§ **Work request**
Take the lines from the beginning of the data below through the line holding "Formation energy per" and return exactly those.

━━━━

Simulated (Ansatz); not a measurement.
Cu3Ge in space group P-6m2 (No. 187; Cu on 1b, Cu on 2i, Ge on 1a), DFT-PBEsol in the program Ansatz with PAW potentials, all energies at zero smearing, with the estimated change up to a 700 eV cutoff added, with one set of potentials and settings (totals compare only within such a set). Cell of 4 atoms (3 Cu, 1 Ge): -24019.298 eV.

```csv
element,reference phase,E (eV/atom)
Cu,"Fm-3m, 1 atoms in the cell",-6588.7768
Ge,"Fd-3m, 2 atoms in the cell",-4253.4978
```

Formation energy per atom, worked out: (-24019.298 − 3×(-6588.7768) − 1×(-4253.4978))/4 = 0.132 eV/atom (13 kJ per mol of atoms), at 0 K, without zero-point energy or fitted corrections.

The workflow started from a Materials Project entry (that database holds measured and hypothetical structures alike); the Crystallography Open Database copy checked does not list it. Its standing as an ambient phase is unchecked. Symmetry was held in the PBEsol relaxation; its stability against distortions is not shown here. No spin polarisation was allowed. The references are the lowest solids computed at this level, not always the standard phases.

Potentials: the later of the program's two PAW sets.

━━━━

§ **Worked solution**
Simulated (Ansatz); not a measurement.
Cu3Ge in space group P-6m2 (No. 187; Cu on 1b, Cu on 2i, Ge on 1a), DFT-PBEsol in the program Ansatz with PAW potentials, all energies at zero smearing, with the estimated change up to a 700 eV cutoff added, with one set of potentials and settings (totals compare only within such a set). Cell of 4 atoms (3 Cu, 1 Ge): -24019.298 eV.

```csv
element,reference phase,E (eV/atom)
Cu,"Fm-3m, 1 atoms in the cell",-6588.7768
Ge,"Fd-3m, 2 atoms in the cell",-4253.4978
```

Formation energy per atom, worked out: (-24019.298 − 3×(-6588.7768) − 1×(-4253.4978))/4 = 0.132 eV/atom (13 kJ per mol of atoms), at 0 K, without zero-point energy or fitted corrections.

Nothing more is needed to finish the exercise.